Assigned task
Look below for the line that has "A: Band gap". Set down the lines from there through the line that has "Caveats: spin-orbit coupling", exactly as written.

The data
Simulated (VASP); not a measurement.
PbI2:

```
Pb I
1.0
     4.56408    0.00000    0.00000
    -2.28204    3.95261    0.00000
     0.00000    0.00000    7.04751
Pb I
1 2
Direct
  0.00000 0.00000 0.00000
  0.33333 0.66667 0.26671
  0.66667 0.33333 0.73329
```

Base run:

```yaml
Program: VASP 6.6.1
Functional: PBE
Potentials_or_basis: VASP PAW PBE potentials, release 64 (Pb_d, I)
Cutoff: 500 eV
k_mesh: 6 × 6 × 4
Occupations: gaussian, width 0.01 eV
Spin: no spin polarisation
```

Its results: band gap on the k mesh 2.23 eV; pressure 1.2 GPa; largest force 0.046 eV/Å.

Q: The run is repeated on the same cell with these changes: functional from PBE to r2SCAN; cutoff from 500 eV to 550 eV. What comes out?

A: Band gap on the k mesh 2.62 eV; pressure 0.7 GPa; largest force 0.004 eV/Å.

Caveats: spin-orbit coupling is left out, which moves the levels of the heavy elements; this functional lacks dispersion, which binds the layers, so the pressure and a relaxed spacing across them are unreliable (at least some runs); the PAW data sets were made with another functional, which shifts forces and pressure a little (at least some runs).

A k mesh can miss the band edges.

Answer area
A: Band gap on the k mesh 2.62 eV; pressure 0.7 GPa; largest force 0.004 eV/Å.

Caveats: spin-orbit coupling is left out, which moves the levels of the heavy elements; this functional lacks dispersion, which binds the layers, so the pressure and a relaxed spacing across them are unreliable (at least some runs); the PAW data sets were made with another functional, which shifts forces and pressure a little (at least some runs).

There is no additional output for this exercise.